Task item: Output all of the data below exactly as given.

Data for review:
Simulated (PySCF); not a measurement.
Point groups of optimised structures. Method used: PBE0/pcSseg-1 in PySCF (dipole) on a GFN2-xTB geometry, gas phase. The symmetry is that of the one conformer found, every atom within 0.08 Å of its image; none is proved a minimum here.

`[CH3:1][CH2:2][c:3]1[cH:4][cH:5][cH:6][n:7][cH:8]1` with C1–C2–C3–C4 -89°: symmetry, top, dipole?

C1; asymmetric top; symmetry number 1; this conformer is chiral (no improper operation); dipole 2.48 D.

Exercise solution:
Simulated (PySCF); not a measurement.
Point groups of optimised structures. Method used: PBE0/pcSseg-1 in PySCF (dipole) on a GFN2-xTB geometry, gas phase. The symmetry is that of the one conformer found, every atom within 0.08 Å of its image; none is proved a minimum here.

`[CH3:1][CH2:2][c:3]1[cH:4][cH:5][cH:6][n:7][cH:8]1` with C1–C2–C3–C4 -89°: symmetry, top, dipole?

C1; asymmetric top; symmetry number 1; this conformer is chiral (no improper operation); dipole 2.48 D.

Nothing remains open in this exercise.